| WORK INSTRUCTION |
What you return must be an exact copy of the lines in the listing below between the line holding "Give the bubble" and the line holding "x = 0.35: 5.510", inclusive, and nothing more.

- Opening Delimiter -

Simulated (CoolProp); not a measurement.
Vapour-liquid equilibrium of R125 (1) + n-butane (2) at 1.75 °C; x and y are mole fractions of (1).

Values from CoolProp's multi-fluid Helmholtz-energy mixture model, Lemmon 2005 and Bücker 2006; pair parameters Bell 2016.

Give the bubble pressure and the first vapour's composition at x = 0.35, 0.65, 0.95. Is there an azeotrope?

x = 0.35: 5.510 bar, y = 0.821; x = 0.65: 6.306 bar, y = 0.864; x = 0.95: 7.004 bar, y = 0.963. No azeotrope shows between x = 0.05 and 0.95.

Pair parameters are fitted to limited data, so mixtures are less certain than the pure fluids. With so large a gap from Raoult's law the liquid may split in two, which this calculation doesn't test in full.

- Closing Delimiter -

| ANSWER BOX |
Give the bubble pressure and the first vapour's composition at x = 0.35, 0.65, 0.95. Is there an azeotrope?

x = 0.35: 5.510 bar, y = 0.821; x = 0.65: 6.306 bar, y = 0.864; x = 0.95: 7.004 bar, y = 0.963. No azeotrope shows between x = 0.05 and 0.95.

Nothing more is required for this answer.